_Assignment_
Reproduce the material that follows, please, but only from its first line to the line containing "Caveats: U without", inclusive.

_Data under study_
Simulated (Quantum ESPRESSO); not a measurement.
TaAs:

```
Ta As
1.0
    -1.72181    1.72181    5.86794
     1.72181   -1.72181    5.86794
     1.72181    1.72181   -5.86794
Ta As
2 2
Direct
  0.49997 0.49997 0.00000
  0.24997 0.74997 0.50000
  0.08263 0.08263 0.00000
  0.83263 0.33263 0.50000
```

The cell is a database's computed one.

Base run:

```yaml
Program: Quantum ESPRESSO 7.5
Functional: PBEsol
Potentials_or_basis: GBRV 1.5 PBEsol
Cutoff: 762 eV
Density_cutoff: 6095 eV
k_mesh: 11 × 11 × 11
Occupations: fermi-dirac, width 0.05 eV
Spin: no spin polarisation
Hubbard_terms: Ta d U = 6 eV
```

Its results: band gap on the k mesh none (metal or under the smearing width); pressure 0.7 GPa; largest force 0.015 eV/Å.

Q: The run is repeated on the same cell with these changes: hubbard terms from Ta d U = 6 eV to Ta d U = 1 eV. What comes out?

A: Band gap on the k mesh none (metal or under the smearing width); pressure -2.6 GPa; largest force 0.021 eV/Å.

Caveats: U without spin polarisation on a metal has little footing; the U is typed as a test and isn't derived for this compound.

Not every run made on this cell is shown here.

_Exercise output_
Simulated (Quantum ESPRESSO); not a measurement.
TaAs:

```
Ta As
1.0
    -1.72181    1.72181    5.86794
     1.72181   -1.72181    5.86794
     1.72181    1.72181   -5.86794
Ta As
2 2
Direct
  0.49997 0.49997 0.00000
  0.24997 0.74997 0.50000
  0.08263 0.08263 0.00000
  0.83263 0.33263 0.50000
```

The cell is a database's computed one.

Base run:

```yaml
Program: Quantum ESPRESSO 7.5
Functional: PBEsol
Potentials_or_basis: GBRV 1.5 PBEsol
Cutoff: 762 eV
Density_cutoff: 6095 eV
k_mesh: 11 × 11 × 11
Occupations: fermi-dirac, width 0.05 eV
Spin: no spin polarisation
Hubbard_terms: Ta d U = 6 eV
```

Its results: band gap on the k mesh none (metal or under the smearing width); pressure 0.7 GPa; largest force 0.015 eV/Å.

Q: The run is repeated on the same cell with these changes: hubbard terms from Ta d U = 6 eV to Ta d U = 1 eV. What comes out?

A: Band gap on the k mesh none (metal or under the smearing width); pressure -2.6 GPa; largest force 0.021 eV/Å.

Caveats: U without spin polarisation on a metal has little footing; the U is typed as a test and isn't derived for this compound.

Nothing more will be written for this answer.